[Dataset records]:
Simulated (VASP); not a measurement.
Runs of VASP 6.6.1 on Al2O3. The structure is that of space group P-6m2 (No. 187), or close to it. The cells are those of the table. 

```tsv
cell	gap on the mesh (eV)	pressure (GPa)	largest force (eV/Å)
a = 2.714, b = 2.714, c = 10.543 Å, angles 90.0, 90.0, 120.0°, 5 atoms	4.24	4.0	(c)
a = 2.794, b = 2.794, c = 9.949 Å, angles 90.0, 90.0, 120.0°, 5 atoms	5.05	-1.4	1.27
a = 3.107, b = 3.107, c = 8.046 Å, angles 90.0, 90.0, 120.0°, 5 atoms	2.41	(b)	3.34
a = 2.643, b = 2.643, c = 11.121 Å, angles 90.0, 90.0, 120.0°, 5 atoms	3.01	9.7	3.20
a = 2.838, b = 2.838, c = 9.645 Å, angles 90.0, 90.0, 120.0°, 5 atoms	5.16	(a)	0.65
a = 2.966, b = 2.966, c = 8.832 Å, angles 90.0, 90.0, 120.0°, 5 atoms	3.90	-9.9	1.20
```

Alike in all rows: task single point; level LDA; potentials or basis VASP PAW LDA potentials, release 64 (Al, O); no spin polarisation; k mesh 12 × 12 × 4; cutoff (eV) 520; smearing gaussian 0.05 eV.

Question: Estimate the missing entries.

[Work instruction]: For every entry above, write out an exact copy.

[Exercise response]:
Simulated (VASP); not a measurement.
Runs of VASP 6.6.1 on Al2O3. The structure is that of space group P-6m2 (No. 187), or close to it. The cells are those of the table. 

```tsv
cell	gap on the mesh (eV)	pressure (GPa)	largest force (eV/Å)
a = 2.714, b = 2.714, c = 10.543 Å, angles 90.0, 90.0, 120.0°, 5 atoms	4.24	4.0	(c)
a = 2.794, b = 2.794, c = 9.949 Å, angles 90.0, 90.0, 120.0°, 5 atoms	5.05	-1.4	1.27
a = 3.107, b = 3.107, c = 8.046 Å, angles 90.0, 90.0, 120.0°, 5 atoms	2.41	(b)	3.34
a = 2.643, b = 2.643, c = 11.121 Å, angles 90.0, 90.0, 120.0°, 5 atoms	3.01	9.7	3.20
a = 2.838, b = 2.838, c = 9.645 Å, angles 90.0, 90.0, 120.0°, 5 atoms	5.16	(a)	0.65
a = 2.966, b = 2.966, c = 8.832 Å, angles 90.0, 90.0, 120.0°, 5 atoms	3.90	-9.9	1.20
```

Alike in all rows: task single point; level LDA; potentials or basis VASP PAW LDA potentials, release 64 (Al, O); no spin polarisation; k mesh 12 × 12 × 4; cutoff (eV) 520; smearing gaussian 0.05 eV.

Question: Estimate the missing entries.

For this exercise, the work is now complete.